╭─ Records supplied

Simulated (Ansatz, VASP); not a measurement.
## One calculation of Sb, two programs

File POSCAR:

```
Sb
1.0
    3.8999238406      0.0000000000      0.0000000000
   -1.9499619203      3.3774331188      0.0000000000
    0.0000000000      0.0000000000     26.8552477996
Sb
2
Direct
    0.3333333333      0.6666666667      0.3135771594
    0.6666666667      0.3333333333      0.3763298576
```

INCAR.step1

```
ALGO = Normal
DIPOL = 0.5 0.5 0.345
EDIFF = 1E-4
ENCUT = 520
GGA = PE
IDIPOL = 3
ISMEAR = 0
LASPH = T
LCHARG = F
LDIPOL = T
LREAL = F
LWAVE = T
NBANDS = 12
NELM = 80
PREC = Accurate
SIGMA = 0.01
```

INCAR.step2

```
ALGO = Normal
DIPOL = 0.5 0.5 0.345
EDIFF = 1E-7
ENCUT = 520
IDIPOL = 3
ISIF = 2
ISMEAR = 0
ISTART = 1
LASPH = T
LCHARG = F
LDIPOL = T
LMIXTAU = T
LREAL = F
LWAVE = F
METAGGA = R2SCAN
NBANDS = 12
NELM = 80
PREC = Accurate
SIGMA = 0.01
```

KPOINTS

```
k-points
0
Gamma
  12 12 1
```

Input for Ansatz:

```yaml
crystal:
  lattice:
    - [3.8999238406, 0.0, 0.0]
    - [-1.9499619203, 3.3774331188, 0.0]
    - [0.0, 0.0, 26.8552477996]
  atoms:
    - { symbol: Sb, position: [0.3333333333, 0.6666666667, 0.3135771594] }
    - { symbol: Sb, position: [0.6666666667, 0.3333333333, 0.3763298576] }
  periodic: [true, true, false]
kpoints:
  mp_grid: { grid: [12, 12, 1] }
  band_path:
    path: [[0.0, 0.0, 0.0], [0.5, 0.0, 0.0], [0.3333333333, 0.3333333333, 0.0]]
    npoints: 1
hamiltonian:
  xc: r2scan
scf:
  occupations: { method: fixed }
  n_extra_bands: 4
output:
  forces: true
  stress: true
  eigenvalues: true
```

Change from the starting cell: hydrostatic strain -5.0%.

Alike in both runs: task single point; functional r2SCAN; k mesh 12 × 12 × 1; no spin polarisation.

╰─

* [Work order]:
Return a word-for-word copy of the lines from the beginning of the listing to the line holding "Change from the", both kept.

* [Exercise result]:
Simulated (Ansatz, VASP); not a measurement.
## One calculation of Sb, two programs

File POSCAR:

```
Sb
1.0
    3.8999238406      0.0000000000      0.0000000000
   -1.9499619203      3.3774331188      0.0000000000
    0.0000000000      0.0000000000     26.8552477996
Sb
2
Direct
    0.3333333333      0.6666666667      0.3135771594
    0.6666666667      0.3333333333      0.3763298576
```

INCAR.step1

```
ALGO = Normal
DIPOL = 0.5 0.5 0.345
EDIFF = 1E-4
ENCUT = 520
GGA = PE
IDIPOL = 3
ISMEAR = 0
LASPH = T
LCHARG = F
LDIPOL = T
LREAL = F
LWAVE = T
NBANDS = 12
NELM = 80
PREC = Accurate
SIGMA = 0.01
```

INCAR.step2

```
ALGO = Normal
DIPOL = 0.5 0.5 0.345
EDIFF = 1E-7
ENCUT = 520
IDIPOL = 3
ISIF = 2
ISMEAR = 0
ISTART = 1
LASPH = T
LCHARG = F
LDIPOL = T
LMIXTAU = T
LREAL = F
LWAVE = F
METAGGA = R2SCAN
NBANDS = 12
NELM = 80
PREC = Accurate
SIGMA = 0.01
```

KPOINTS

```
k-points
0
Gamma
  12 12 1
```

Input for Ansatz:

```yaml
crystal:
  lattice:
    - [3.8999238406, 0.0, 0.0]
    - [-1.9499619203, 3.3774331188, 0.0]
    - [0.0, 0.0, 26.8552477996]
  atoms:
    - { symbol: Sb, position: [0.3333333333, 0.6666666667, 0.3135771594] }
    - { symbol: Sb, position: [0.6666666667, 0.3333333333, 0.3763298576] }
  periodic: [true, true, false]
kpoints:
  mp_grid: { grid: [12, 12, 1] }
  band_path:
    path: [[0.0, 0.0, 0.0], [0.5, 0.0, 0.0], [0.3333333333, 0.3333333333, 0.0]]
    npoints: 1
hamiltonian:
  xc: r2scan
scf:
  occupations: { method: fixed }
  n_extra_bands: 4
output:
  forces: true
  stress: true
  eigenvalues: true
```

Change from the starting cell: hydrostatic strain -5.0%.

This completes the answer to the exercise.